>>>

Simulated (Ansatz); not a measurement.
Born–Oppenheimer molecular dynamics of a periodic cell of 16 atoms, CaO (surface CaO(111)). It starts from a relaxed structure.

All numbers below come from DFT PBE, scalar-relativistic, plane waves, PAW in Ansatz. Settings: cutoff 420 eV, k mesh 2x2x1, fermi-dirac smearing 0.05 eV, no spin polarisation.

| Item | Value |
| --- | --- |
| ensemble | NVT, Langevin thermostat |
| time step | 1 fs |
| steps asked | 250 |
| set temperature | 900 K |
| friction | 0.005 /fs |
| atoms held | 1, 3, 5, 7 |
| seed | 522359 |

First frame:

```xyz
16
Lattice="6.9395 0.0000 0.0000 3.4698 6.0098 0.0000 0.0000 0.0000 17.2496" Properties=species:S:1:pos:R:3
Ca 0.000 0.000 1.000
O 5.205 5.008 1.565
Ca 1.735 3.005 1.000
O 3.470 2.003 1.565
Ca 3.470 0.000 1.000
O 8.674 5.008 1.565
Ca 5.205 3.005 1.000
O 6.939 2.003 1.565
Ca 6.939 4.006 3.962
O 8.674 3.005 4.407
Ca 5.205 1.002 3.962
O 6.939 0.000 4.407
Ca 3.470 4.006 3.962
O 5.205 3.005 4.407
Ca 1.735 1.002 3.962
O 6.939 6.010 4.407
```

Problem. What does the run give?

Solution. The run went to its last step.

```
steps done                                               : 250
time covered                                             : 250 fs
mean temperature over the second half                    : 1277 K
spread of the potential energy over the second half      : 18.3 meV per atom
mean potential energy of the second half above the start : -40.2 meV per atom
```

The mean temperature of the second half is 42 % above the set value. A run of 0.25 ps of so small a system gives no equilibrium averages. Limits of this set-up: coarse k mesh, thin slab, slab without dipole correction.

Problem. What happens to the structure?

<<<

[Work task] Could you restate word for word the lines above from the one containing "Problem. What does the run give?" through the one containing "The mean temperature", both included, and nothing else?

[Written response]
Problem. What does the run give?

Solution. The run went to its last step.

```
steps done                                               : 250
time covered                                             : 250 fs
mean temperature over the second half                    : 1277 K
spread of the potential energy over the second half      : 18.3 meV per atom
mean potential energy of the second half above the start : -40.2 meV per atom
```

The mean temperature of the second half is 42 % above the set value. A run of 0.25 ps of so small a system gives no equilibrium averages. Limits of this set-up: coarse k mesh, thin slab, slab without dipole correction.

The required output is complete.